- _Data records_:
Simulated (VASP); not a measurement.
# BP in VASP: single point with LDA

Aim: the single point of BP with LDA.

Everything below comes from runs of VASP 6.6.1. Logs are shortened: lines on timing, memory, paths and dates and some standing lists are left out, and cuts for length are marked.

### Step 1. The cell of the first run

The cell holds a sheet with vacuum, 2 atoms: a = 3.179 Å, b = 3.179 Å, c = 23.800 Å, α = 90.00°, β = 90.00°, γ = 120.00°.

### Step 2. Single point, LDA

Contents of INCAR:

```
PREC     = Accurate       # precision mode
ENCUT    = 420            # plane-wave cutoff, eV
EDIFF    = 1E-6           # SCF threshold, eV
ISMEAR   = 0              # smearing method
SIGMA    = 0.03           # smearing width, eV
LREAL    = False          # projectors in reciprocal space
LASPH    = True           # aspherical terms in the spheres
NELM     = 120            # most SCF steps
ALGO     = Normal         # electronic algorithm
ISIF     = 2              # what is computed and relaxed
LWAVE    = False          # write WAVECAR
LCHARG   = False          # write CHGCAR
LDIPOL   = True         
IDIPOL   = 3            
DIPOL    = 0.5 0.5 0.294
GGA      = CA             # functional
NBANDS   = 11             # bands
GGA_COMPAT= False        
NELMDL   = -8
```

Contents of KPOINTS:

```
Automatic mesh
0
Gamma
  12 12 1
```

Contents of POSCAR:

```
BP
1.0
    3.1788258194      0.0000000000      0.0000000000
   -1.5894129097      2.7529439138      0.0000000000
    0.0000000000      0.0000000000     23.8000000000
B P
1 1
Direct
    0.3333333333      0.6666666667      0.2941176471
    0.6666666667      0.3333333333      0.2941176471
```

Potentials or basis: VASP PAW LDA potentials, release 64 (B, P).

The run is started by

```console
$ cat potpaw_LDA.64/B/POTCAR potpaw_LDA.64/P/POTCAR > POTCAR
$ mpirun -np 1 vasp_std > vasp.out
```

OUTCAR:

- _Exercise_: Each line from the top of the material above, through the one that contains "### Step 1. The cell of the first run", should be restated word for word.

- _Task answer_:
Simulated (VASP); not a measurement.
# BP in VASP: single point with LDA

Aim: the single point of BP with LDA.

Everything below comes from runs of VASP 6.6.1. Logs are shortened: lines on timing, memory, paths and dates and some standing lists are left out, and cuts for length are marked.

### Step 1. The cell of the first run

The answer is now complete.